[[ Information supplied, beginning ]]

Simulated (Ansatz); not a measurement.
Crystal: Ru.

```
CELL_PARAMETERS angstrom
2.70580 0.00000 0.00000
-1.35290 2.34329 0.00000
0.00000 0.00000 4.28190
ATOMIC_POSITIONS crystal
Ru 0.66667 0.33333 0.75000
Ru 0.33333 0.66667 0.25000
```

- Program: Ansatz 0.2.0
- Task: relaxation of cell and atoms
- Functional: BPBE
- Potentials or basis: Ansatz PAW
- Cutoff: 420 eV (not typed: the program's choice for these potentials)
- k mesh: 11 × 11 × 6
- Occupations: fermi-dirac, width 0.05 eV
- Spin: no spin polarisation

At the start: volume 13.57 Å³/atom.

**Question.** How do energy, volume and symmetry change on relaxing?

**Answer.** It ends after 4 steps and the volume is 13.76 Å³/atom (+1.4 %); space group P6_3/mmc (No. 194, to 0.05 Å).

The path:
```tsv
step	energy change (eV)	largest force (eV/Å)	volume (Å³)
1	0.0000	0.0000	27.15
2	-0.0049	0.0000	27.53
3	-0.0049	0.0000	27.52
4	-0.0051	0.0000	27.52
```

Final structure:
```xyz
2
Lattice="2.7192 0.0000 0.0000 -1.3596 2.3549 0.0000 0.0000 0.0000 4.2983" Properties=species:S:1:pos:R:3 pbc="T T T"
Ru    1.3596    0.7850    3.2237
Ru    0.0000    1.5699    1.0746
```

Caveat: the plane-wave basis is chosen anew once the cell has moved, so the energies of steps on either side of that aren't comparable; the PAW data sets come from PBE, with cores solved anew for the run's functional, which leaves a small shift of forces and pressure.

[[ Information supplied, end ]]

__Assigned task__: From the records above, retype only the lines starting at the line that contains "- Functional: BPBE" and ending at the line that contains "change on relaxing?", both included.

__Exercise answer__:
- Functional: BPBE
- Potentials or basis: Ansatz PAW
- Cutoff: 420 eV (not typed: the program's choice for these potentials)
- k mesh: 11 × 11 × 6
- Occupations: fermi-dirac, width 0.05 eV
- Spin: no spin polarisation

At the start: volume 13.57 Å³/atom.

**Question.** How do energy, volume and symmetry change on relaxing?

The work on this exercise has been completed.